**Action item**
What is needed is an exact copy of all the entries below.

**Record extracts**
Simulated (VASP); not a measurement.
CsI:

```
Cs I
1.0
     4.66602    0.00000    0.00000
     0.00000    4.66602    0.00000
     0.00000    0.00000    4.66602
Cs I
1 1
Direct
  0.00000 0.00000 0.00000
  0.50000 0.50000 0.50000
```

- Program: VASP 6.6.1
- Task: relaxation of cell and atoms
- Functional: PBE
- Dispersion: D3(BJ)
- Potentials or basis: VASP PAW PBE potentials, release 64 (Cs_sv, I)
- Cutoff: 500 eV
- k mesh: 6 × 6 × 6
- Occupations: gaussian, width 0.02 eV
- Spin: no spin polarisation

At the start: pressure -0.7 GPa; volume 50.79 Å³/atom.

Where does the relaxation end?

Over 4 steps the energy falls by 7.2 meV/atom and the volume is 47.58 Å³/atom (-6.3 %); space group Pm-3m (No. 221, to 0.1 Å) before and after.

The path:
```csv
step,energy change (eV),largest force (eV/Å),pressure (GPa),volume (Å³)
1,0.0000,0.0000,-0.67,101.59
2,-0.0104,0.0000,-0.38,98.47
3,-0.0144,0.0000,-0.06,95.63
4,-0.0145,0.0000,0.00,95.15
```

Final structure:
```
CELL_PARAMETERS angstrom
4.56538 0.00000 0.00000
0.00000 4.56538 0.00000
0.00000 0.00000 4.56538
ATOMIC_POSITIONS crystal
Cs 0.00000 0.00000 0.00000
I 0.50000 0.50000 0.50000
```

**Exercise response**
Simulated (VASP); not a measurement.
CsI:

```
Cs I
1.0
     4.66602    0.00000    0.00000
     0.00000    4.66602    0.00000
     0.00000    0.00000    4.66602
Cs I
1 1
Direct
  0.00000 0.00000 0.00000
  0.50000 0.50000 0.50000
```

- Program: VASP 6.6.1
- Task: relaxation of cell and atoms
- Functional: PBE
- Dispersion: D3(BJ)
- Potentials or basis: VASP PAW PBE potentials, release 64 (Cs_sv, I)
- Cutoff: 500 eV
- k mesh: 6 × 6 × 6
- Occupations: gaussian, width 0.02 eV
- Spin: no spin polarisation

At the start: pressure -0.7 GPa; volume 50.79 Å³/atom.

Where does the relaxation end?

Over 4 steps the energy falls by 7.2 meV/atom and the volume is 47.58 Å³/atom (-6.3 %); space group Pm-3m (No. 221, to 0.1 Å) before and after.

The path:
```csv
step,energy change (eV),largest force (eV/Å),pressure (GPa),volume (Å³)
1,0.0000,0.0000,-0.67,101.59
2,-0.0104,0.0000,-0.38,98.47
3,-0.0144,0.0000,-0.06,95.63
4,-0.0145,0.0000,0.00,95.15
```

Final structure:
```
CELL_PARAMETERS angstrom
4.56538 0.00000 0.00000
0.00000 4.56538 0.00000
0.00000 0.00000 4.56538
ATOMIC_POSITIONS crystal
Cs 0.00000 0.00000 0.00000
I 0.50000 0.50000 0.50000
```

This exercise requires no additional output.